- Task item -
Please give back only the lines below from the one containing "Basis set: def2-TZVP." to the one containing "Costs are rough", each repeated word for word, both ends included.

- Listed entries -
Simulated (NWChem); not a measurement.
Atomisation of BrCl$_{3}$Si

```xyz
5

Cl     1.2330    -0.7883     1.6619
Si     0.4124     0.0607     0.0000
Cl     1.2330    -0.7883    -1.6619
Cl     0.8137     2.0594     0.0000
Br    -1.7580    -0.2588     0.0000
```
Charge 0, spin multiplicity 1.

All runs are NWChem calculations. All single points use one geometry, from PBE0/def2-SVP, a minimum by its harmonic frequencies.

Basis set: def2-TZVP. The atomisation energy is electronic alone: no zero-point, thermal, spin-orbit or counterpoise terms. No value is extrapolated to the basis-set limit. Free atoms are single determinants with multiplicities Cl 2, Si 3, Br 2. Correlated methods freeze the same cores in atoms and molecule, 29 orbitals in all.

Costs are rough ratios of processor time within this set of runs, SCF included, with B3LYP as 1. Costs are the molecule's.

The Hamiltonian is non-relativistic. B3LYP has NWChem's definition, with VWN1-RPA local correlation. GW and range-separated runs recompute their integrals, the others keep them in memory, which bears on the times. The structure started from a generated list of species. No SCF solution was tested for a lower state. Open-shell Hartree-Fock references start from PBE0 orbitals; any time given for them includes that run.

- Task result -
Basis set: def2-TZVP. The atomisation energy is electronic alone: no zero-point, thermal, spin-orbit or counterpoise terms. No value is extrapolated to the basis-set limit. Free atoms are single determinants with multiplicities Cl 2, Si 3, Br 2. Correlated methods freeze the same cores in atoms and molecule, 29 orbitals in all.

Costs are rough ratios of processor time within this set of runs, SCF included, with B3LYP as 1. Costs are the molecule's.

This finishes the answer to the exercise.